• _Required action_: Transcribe the entire listing faithfully; every line must match the original.

• _Data section_:
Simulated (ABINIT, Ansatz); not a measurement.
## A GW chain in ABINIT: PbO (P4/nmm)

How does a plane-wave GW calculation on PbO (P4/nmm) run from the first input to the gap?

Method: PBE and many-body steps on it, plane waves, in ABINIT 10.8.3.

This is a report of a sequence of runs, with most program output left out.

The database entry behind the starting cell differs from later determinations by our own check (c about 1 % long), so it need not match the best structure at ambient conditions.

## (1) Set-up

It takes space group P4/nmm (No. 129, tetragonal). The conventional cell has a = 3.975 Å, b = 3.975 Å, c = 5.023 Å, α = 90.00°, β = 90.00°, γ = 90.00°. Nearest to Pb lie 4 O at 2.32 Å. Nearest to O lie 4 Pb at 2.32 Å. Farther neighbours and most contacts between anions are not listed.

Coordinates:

• _Worked solution_:
Simulated (ABINIT, Ansatz); not a measurement.
## A GW chain in ABINIT: PbO (P4/nmm)

How does a plane-wave GW calculation on PbO (P4/nmm) run from the first input to the gap?

Method: PBE and many-body steps on it, plane waves, in ABINIT 10.8.3.

This is a report of a sequence of runs, with most program output left out.

The database entry behind the starting cell differs from later determinations by our own check (c about 1 % long), so it need not match the best structure at ambient conditions.

## (1) Set-up

It takes space group P4/nmm (No. 129, tetragonal). The conventional cell has a = 3.975 Å, b = 3.975 Å, c = 5.023 Å, α = 90.00°, β = 90.00°, γ = 90.00°. Nearest to Pb lie 4 O at 2.32 Å. Nearest to O lie 4 Pb at 2.32 Å. Farther neighbours and most contacts between anions are not listed.

Coordinates:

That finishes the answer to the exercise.